◇ ◇ ◇ ◇ ◇ ◇ ◇

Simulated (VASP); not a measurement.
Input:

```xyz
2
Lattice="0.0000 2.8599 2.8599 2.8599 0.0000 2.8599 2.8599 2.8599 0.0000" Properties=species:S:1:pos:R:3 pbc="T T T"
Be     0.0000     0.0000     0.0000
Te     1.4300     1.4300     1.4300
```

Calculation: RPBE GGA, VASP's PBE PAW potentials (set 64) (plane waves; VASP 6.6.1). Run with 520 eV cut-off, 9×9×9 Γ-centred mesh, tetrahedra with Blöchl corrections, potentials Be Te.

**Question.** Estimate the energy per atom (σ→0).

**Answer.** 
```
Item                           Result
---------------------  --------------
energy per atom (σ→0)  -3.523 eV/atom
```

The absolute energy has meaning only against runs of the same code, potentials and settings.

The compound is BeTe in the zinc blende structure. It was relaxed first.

◇ ◇ ◇ ◇ ◇ ◇ ◇

**WORK REQUEST**
Quote the data above from the line containing "Calculation: RPBE GGA, VASP's" to the line containing "The absolute energy", inclusive, and stop.

**PROBLEM SOLUTION**
Calculation: RPBE GGA, VASP's PBE PAW potentials (set 64) (plane waves; VASP 6.6.1). Run with 520 eV cut-off, 9×9×9 Γ-centred mesh, tetrahedra with Blöchl corrections, potentials Be Te.

**Question.** Estimate the energy per atom (σ→0).

**Answer.** 
```
Item                           Result
---------------------  --------------
energy per atom (σ→0)  -3.523 eV/atom
```

The absolute energy has meaning only against runs of the same code, potentials and settings.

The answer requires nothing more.